Action item: The answer must be an exact restatement of all the data.

Dataset records:
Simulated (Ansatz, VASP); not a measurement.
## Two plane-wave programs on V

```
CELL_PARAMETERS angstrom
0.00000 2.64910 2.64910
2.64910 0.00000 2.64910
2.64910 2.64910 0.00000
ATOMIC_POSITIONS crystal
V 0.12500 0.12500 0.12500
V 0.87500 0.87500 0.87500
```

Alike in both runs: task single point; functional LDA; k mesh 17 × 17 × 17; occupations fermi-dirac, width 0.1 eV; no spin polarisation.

Written solution:
Simulated (Ansatz, VASP); not a measurement.
## Two plane-wave programs on V

```
CELL_PARAMETERS angstrom
0.00000 2.64910 2.64910
2.64910 0.00000 2.64910
2.64910 2.64910 0.00000
ATOMIC_POSITIONS crystal
V 0.12500 0.12500 0.12500
V 0.87500 0.87500 0.87500
```

Alike in both runs: task single point; functional LDA; k mesh 17 × 17 × 17; occupations fermi-dirac, width 0.1 eV; no spin polarisation.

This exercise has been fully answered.